#### [Records supplied]
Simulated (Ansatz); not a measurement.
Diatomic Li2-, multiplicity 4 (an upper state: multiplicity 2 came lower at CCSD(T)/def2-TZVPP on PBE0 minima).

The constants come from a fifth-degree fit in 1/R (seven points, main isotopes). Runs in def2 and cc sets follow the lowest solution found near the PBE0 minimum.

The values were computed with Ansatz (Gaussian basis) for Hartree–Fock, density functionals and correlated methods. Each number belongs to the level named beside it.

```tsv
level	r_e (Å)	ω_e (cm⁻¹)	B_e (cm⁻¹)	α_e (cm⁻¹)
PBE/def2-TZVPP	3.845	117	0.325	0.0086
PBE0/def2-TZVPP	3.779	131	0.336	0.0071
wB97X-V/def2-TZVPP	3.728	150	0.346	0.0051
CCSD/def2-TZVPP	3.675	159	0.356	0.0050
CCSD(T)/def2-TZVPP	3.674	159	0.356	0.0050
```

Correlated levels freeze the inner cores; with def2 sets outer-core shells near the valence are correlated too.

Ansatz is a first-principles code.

#### [Work task]
All lines from the beginning of the listing through the one with "Correlated levels freeze" are to be restated word for word, and only those.

#### [Task solution]
Simulated (Ansatz); not a measurement.
Diatomic Li2-, multiplicity 4 (an upper state: multiplicity 2 came lower at CCSD(T)/def2-TZVPP on PBE0 minima).

The constants come from a fifth-degree fit in 1/R (seven points, main isotopes). Runs in def2 and cc sets follow the lowest solution found near the PBE0 minimum.

The values were computed with Ansatz (Gaussian basis) for Hartree–Fock, density functionals and correlated methods. Each number belongs to the level named beside it.

```tsv
level	r_e (Å)	ω_e (cm⁻¹)	B_e (cm⁻¹)	α_e (cm⁻¹)
PBE/def2-TZVPP	3.845	117	0.325	0.0086
PBE0/def2-TZVPP	3.779	131	0.336	0.0071
wB97X-V/def2-TZVPP	3.728	150	0.346	0.0051
CCSD/def2-TZVPP	3.675	159	0.356	0.0050
CCSD(T)/def2-TZVPP	3.674	159	0.356	0.0050
```

Correlated levels freeze the inner cores; with def2 sets outer-core shells near the valence are correlated too.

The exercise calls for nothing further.